Return the data below in full. Keep each character unchanged.

● Given entries

____________

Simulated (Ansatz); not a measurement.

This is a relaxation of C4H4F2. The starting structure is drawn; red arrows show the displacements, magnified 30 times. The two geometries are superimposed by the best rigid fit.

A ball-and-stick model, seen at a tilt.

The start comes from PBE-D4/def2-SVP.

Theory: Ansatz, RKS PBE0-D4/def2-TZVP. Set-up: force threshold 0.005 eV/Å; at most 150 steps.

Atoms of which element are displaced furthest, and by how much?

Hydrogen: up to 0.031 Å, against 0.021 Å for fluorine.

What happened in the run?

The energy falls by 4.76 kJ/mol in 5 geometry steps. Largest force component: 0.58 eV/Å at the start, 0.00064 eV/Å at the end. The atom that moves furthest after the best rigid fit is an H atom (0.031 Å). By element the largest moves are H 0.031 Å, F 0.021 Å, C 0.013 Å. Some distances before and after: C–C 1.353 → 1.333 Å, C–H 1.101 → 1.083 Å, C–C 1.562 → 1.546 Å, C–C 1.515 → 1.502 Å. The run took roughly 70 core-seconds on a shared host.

____________

● Exercise response
Simulated (Ansatz); not a measurement.

This is a relaxation of C4H4F2. The starting structure is drawn; red arrows show the displacements, magnified 30 times. The two geometries are superimposed by the best rigid fit.

A ball-and-stick model, seen at a tilt.

The start comes from PBE-D4/def2-SVP.

Theory: Ansatz, RKS PBE0-D4/def2-TZVP. Set-up: force threshold 0.005 eV/Å; at most 150 steps.

Atoms of which element are displaced furthest, and by how much?

Hydrogen: up to 0.031 Å, against 0.021 Å for fluorine.

What happened in the run?

The energy falls by 4.76 kJ/mol in 5 geometry steps. Largest force component: 0.58 eV/Å at the start, 0.00064 eV/Å at the end. The atom that moves furthest after the best rigid fit is an H atom (0.031 Å). By element the largest moves are H 0.031 Å, F 0.021 Å, C 0.013 Å. Some distances before and after: C–C 1.353 → 1.333 Å, C–H 1.101 → 1.083 Å, C–C 1.562 → 1.546 Å, C–C 1.515 → 1.502 Å. The run took roughly 70 core-seconds on a shared host.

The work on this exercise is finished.